**WORK ITEM**
Please write out word for word the opening lines of the material, including the line with "A k mesh can" as the last.

**STORED DATA**
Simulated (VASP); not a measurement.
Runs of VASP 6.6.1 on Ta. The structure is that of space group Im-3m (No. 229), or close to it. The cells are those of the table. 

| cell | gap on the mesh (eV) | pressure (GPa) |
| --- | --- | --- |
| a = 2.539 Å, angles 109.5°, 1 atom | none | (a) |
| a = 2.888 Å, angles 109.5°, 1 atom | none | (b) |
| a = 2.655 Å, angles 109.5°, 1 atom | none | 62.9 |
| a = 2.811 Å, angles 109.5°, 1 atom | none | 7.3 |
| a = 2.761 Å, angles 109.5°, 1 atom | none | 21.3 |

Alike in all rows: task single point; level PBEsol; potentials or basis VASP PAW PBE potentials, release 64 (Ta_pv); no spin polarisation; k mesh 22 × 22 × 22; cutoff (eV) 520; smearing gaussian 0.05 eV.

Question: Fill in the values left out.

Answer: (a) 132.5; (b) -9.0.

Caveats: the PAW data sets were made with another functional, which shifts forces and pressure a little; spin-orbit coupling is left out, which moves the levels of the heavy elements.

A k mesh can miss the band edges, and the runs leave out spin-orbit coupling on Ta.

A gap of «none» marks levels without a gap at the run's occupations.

**ANSWER SECTION**
Simulated (VASP); not a measurement.
Runs of VASP 6.6.1 on Ta. The structure is that of space group Im-3m (No. 229), or close to it. The cells are those of the table. 

| cell | gap on the mesh (eV) | pressure (GPa) |
| --- | --- | --- |
| a = 2.539 Å, angles 109.5°, 1 atom | none | (a) |
| a = 2.888 Å, angles 109.5°, 1 atom | none | (b) |
| a = 2.655 Å, angles 109.5°, 1 atom | none | 62.9 |
| a = 2.811 Å, angles 109.5°, 1 atom | none | 7.3 |
| a = 2.761 Å, angles 109.5°, 1 atom | none | 21.3 |

Alike in all rows: task single point; level PBEsol; potentials or basis VASP PAW PBE potentials, release 64 (Ta_pv); no spin polarisation; k mesh 22 × 22 × 22; cutoff (eV) 520; smearing gaussian 0.05 eV.

Question: Fill in the values left out.

Answer: (a) 132.5; (b) -9.0.

Caveats: the PAW data sets were made with another functional, which shifts forces and pressure a little; spin-orbit coupling is left out, which moves the levels of the heavy elements.

A k mesh can miss the band edges, and the runs leave out spin-orbit coupling on Ta.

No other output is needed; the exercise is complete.